The answer must be an exact copy of every record.

**STORED DATA**
□ □ □

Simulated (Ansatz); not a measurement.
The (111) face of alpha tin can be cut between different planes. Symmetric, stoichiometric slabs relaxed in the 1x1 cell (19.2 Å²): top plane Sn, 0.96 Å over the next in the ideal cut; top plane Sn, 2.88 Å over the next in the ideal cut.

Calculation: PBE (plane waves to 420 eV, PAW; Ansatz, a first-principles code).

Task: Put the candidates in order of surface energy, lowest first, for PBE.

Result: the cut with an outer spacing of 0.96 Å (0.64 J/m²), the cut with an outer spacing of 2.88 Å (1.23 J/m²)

□ □ □

**ANSWER BOX**
Simulated (Ansatz); not a measurement.
The (111) face of alpha tin can be cut between different planes. Symmetric, stoichiometric slabs relaxed in the 1x1 cell (19.2 Å²): top plane Sn, 0.96 Å over the next in the ideal cut; top plane Sn, 2.88 Å over the next in the ideal cut.

Calculation: PBE (plane waves to 420 eV, PAW; Ansatz, a first-principles code).

Task: Put the candidates in order of surface energy, lowest first, for PBE.

Result: the cut with an outer spacing of 0.96 Å (0.64 J/m²), the cut with an outer spacing of 2.88 Å (1.23 J/m²)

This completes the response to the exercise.